> _Task item_
Produce as output only the lines below starting at the line with "(2) Summarise the bond lengths by kind." and continuing through the line with "(2) 1 × C–N 1.439", each one exactly as written.

==================================================
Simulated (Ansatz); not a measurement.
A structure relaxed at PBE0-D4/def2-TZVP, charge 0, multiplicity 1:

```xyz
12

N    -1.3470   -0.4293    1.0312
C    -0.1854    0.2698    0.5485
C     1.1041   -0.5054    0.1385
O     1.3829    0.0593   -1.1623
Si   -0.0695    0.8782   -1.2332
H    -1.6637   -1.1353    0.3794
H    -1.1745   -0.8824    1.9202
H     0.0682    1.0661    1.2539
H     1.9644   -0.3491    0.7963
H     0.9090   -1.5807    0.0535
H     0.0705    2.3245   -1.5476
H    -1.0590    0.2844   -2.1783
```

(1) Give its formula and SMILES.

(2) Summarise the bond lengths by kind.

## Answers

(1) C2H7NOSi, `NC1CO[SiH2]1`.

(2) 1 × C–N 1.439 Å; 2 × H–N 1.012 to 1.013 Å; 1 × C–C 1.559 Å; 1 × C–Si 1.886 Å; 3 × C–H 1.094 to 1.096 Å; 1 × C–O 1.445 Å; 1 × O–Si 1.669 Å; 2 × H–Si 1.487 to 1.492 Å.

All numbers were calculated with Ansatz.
==================================================

> _Exercise result_
(2) Summarise the bond lengths by kind.

## Answers

(1) C2H7NOSi, `NC1CO[SiH2]1`.

(2) 1 × C–N 1.439 Å; 2 × H–N 1.012 to 1.013 Å; 1 × C–C 1.559 Å; 1 × C–Si 1.886 Å; 3 × C–H 1.094 to 1.096 Å; 1 × C–O 1.445 Å; 1 × O–Si 1.669 Å; 2 × H–Si 1.487 to 1.492 Å.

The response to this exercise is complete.